— SUPPLIED MATERIAL —
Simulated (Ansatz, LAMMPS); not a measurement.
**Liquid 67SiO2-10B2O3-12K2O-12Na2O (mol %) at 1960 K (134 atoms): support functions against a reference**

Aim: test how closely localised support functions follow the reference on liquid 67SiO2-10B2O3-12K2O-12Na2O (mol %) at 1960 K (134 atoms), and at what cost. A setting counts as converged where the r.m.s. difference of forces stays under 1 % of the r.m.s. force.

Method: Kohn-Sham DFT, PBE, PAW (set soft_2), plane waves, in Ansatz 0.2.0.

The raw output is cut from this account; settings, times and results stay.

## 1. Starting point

— ACTIVITY —
Exactly as written, repeat each line from the beginning of the data above to the line containing "The raw output", inclusive.

— WRITTEN REPLY —
Simulated (Ansatz, LAMMPS); not a measurement.
**Liquid 67SiO2-10B2O3-12K2O-12Na2O (mol %) at 1960 K (134 atoms): support functions against a reference**

Aim: test how closely localised support functions follow the reference on liquid 67SiO2-10B2O3-12K2O-12Na2O (mol %) at 1960 K (134 atoms), and at what cost. A setting counts as converged where the r.m.s. difference of forces stays under 1 % of the r.m.s. force.

Method: Kohn-Sham DFT, PBE, PAW (set soft_2), plane waves, in Ansatz 0.2.0.

The raw output is cut from this account; settings, times and results stay.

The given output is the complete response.